### LISTED RECORDS
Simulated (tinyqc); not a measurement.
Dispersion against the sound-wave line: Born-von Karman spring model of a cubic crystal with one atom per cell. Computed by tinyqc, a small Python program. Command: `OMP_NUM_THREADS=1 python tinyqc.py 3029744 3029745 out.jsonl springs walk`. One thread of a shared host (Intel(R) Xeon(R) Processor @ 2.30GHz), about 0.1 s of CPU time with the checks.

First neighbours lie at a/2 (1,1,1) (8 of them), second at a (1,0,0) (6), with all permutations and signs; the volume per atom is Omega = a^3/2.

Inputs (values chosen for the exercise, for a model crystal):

### BRIEF
I need each line above reproduced exactly.

### RESPONSE AREA
Simulated (tinyqc); not a measurement.
Dispersion against the sound-wave line: Born-von Karman spring model of a cubic crystal with one atom per cell. Computed by tinyqc, a small Python program. Command: `OMP_NUM_THREADS=1 python tinyqc.py 3029744 3029745 out.jsonl springs walk`. One thread of a shared host (Intel(R) Xeon(R) Processor @ 2.30GHz), about 0.1 s of CPU time with the checks.

First neighbours lie at a/2 (1,1,1) (8 of them), second at a (1,0,0) (6), with all permutations and signs; the volume per atom is Omega = a^3/2.

Inputs (values chosen for the exercise, for a model crystal):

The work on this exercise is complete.